> [EXERCISE]: Take the lines below from the first through the one that contains "Question: Estimate the wall time of this run." and copy them exactly.

(MATERIAL PROVIDED Opens)

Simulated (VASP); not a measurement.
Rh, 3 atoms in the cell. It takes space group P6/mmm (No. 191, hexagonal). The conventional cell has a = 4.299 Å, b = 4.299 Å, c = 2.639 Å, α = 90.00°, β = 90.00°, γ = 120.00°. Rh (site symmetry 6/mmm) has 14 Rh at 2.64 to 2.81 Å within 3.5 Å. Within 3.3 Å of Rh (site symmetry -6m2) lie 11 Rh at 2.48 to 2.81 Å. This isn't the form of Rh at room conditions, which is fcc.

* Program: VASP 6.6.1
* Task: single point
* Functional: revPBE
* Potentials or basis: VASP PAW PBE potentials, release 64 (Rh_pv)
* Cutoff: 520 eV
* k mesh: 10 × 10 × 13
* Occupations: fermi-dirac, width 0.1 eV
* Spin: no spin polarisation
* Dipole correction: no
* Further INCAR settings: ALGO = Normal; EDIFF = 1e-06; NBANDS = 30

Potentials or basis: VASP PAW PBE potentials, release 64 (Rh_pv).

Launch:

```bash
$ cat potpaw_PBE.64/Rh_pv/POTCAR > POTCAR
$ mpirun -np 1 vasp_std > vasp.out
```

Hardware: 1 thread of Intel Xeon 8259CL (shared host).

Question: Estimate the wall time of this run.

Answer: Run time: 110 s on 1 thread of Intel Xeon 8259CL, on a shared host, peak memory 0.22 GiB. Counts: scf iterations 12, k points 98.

(MATERIAL PROVIDED Closes)

> [RESPONSE BOX]:
Simulated (VASP); not a measurement.
Rh, 3 atoms in the cell. It takes space group P6/mmm (No. 191, hexagonal). The conventional cell has a = 4.299 Å, b = 4.299 Å, c = 2.639 Å, α = 90.00°, β = 90.00°, γ = 120.00°. Rh (site symmetry 6/mmm) has 14 Rh at 2.64 to 2.81 Å within 3.5 Å. Within 3.3 Å of Rh (site symmetry -6m2) lie 11 Rh at 2.48 to 2.81 Å. This isn't the form of Rh at room conditions, which is fcc.

* Program: VASP 6.6.1
* Task: single point
* Functional: revPBE
* Potentials or basis: VASP PAW PBE potentials, release 64 (Rh_pv)
* Cutoff: 520 eV
* k mesh: 10 × 10 × 13
* Occupations: fermi-dirac, width 0.1 eV
* Spin: no spin polarisation
* Dipole correction: no
* Further INCAR settings: ALGO = Normal; EDIFF = 1e-06; NBANDS = 30

Potentials or basis: VASP PAW PBE potentials, release 64 (Rh_pv).

Launch:

```bash
$ cat potpaw_PBE.64/Rh_pv/POTCAR > POTCAR
$ mpirun -np 1 vasp_std > vasp.out
```

Hardware: 1 thread of Intel Xeon 8259CL (shared host).

Question: Estimate the wall time of this run.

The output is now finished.